Write out every entry word for word.

Provided records -
--------------------------------

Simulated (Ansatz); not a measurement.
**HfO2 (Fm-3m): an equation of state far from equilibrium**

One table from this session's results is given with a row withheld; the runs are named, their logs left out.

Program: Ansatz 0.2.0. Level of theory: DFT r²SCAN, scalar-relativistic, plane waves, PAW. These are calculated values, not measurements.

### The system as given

--------------------------------

Answer area -
Simulated (Ansatz); not a measurement.
**HfO2 (Fm-3m): an equation of state far from equilibrium**

One table from this session's results is given with a row withheld; the runs are named, their logs left out.

Program: Ansatz 0.2.0. Level of theory: DFT r²SCAN, scalar-relativistic, plane waves, PAW. These are calculated values, not measurements.

### The system as given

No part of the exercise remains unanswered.